Work instruction
Could each entry below be printed again exactly as given?

Data provided
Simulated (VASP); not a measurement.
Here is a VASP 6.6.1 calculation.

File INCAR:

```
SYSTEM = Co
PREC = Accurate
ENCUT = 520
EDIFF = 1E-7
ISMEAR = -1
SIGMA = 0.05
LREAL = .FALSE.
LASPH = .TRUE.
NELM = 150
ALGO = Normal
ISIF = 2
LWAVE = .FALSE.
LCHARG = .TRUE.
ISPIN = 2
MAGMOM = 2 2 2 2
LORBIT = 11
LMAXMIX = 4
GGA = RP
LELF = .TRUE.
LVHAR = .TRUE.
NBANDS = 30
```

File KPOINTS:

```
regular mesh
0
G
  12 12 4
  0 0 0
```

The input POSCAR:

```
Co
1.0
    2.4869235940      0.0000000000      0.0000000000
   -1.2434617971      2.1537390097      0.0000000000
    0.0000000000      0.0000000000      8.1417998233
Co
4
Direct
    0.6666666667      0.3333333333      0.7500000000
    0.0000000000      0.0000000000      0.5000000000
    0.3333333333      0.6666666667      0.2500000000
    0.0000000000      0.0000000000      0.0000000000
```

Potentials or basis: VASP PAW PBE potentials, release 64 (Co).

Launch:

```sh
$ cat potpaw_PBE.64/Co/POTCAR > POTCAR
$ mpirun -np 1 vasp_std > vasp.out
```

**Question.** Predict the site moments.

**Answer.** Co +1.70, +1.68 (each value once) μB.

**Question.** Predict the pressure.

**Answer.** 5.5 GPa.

Problem solution
Simulated (VASP); not a measurement.
Here is a VASP 6.6.1 calculation.

File INCAR:

```
SYSTEM = Co
PREC = Accurate
ENCUT = 520
EDIFF = 1E-7
ISMEAR = -1
SIGMA = 0.05
LREAL = .FALSE.
LASPH = .TRUE.
NELM = 150
ALGO = Normal
ISIF = 2
LWAVE = .FALSE.
LCHARG = .TRUE.
ISPIN = 2
MAGMOM = 2 2 2 2
LORBIT = 11
LMAXMIX = 4
GGA = RP
LELF = .TRUE.
LVHAR = .TRUE.
NBANDS = 30
```

File KPOINTS:

```
regular mesh
0
G
  12 12 4
  0 0 0
```

The input POSCAR:

```
Co
1.0
    2.4869235940      0.0000000000      0.0000000000
   -1.2434617971      2.1537390097      0.0000000000
    0.0000000000      0.0000000000      8.1417998233
Co
4
Direct
    0.6666666667      0.3333333333      0.7500000000
    0.0000000000      0.0000000000      0.5000000000
    0.3333333333      0.6666666667      0.2500000000
    0.0000000000      0.0000000000      0.0000000000
```

Potentials or basis: VASP PAW PBE potentials, release 64 (Co).

Launch:

```sh
$ cat potpaw_PBE.64/Co/POTCAR > POTCAR
$ mpirun -np 1 vasp_std > vasp.out
```

**Question.** Predict the site moments.

**Answer.** Co +1.70, +1.68 (each value once) μB.

**Question.** Predict the pressure.

**Answer.** 5.5 GPa.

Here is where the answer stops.